=== WORK ITEM ===
With the line containing "# SnO2 (P4_2/mnm): G0W0" as the start and the line containing "- Gap 3.6 eV: experimental" as the end, transcribe that span of the entries below exactly, including both.

=== PROVIDED INFORMATION ===
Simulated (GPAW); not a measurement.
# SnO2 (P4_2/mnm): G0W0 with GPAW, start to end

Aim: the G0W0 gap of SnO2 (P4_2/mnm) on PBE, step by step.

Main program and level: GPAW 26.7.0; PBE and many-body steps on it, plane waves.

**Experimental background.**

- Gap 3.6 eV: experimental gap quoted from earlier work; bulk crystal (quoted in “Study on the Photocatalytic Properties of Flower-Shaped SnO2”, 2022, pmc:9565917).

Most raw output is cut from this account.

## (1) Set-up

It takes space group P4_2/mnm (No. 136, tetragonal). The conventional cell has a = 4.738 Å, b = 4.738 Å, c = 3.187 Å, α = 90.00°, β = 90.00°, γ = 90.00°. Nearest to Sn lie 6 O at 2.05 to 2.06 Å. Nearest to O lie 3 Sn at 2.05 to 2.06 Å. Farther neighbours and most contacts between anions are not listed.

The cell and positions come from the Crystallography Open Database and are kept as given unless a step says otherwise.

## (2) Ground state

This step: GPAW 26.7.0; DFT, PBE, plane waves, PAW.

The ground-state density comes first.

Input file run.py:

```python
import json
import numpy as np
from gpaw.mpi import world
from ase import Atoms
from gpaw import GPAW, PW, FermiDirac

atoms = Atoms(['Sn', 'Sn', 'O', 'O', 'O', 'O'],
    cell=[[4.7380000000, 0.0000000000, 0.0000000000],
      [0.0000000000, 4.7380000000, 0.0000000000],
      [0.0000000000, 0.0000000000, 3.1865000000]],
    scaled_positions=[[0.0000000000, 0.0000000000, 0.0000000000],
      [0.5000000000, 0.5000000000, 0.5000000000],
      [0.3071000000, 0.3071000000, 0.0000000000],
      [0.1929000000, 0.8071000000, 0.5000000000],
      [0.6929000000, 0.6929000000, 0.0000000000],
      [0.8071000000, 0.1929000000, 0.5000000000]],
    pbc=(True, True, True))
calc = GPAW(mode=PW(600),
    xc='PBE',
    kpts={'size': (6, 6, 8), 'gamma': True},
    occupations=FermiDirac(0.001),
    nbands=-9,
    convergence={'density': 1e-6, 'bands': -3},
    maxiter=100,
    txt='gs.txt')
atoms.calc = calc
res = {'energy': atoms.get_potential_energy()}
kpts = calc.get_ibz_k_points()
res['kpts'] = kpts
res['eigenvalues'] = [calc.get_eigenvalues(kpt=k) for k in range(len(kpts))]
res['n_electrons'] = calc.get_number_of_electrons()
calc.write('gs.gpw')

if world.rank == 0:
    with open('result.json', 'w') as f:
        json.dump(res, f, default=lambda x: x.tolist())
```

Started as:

=== WRITTEN RESPONSE ===
# SnO2 (P4_2/mnm): G0W0 with GPAW, start to end

Aim: the G0W0 gap of SnO2 (P4_2/mnm) on PBE, step by step.

Main program and level: GPAW 26.7.0; PBE and many-body steps on it, plane waves.

**Experimental background.**

- Gap 3.6 eV: experimental gap quoted from earlier work; bulk crystal (quoted in “Study on the Photocatalytic Properties of Flower-Shaped SnO2”, 2022, pmc:9565917).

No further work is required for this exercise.